* * * * *

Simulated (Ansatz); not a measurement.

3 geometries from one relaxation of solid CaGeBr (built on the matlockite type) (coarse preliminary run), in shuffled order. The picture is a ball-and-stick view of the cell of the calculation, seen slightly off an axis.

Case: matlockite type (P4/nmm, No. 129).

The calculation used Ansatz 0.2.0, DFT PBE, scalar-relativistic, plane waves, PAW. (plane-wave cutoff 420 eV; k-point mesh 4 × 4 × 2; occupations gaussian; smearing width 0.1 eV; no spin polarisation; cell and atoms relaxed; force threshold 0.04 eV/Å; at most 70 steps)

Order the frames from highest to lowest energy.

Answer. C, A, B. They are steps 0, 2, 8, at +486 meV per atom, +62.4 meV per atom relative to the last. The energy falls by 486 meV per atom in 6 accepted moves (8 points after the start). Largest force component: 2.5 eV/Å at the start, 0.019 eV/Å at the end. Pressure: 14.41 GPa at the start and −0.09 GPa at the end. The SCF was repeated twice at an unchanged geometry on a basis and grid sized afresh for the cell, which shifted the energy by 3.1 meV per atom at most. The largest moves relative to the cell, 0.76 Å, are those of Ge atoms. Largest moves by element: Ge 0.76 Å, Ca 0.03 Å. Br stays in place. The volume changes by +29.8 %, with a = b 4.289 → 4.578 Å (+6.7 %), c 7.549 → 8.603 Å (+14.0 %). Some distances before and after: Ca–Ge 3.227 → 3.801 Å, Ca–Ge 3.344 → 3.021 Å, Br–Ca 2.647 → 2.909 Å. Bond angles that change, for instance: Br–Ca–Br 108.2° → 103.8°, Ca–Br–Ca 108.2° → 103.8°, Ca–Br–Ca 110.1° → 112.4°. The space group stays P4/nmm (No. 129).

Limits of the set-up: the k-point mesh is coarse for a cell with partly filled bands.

* * * * *

- BRIEF -
Reproduce the records above exactly, from the first line to the line that holds "Case: matlockite type (P4/nmm, No. 129).", inclusive, and omit everything after it.

- WORKED SOLUTION -
Simulated (Ansatz); not a measurement.

3 geometries from one relaxation of solid CaGeBr (built on the matlockite type) (coarse preliminary run), in shuffled order. The picture is a ball-and-stick view of the cell of the calculation, seen slightly off an axis.

Case: matlockite type (P4/nmm, No. 129).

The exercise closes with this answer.